▶ _Work instruction_
Transcribe each record below word for word.

▶ _Data shown_
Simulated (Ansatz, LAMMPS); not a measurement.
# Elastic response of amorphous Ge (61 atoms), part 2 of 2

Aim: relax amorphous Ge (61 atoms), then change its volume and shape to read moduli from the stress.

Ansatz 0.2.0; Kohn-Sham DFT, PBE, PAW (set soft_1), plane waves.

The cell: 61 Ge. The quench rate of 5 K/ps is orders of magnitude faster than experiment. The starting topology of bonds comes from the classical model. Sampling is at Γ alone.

▶ _Answer space_
Simulated (Ansatz, LAMMPS); not a measurement.
# Elastic response of amorphous Ge (61 atoms), part 2 of 2

Aim: relax amorphous Ge (61 atoms), then change its volume and shape to read moduli from the stress.

Ansatz 0.2.0; Kohn-Sham DFT, PBE, PAW (set soft_1), plane waves.

The cell: 61 Ge. The quench rate of 5 K/ps is orders of magnitude faster than experiment. The starting topology of bonds comes from the classical model. Sampling is at Γ alone.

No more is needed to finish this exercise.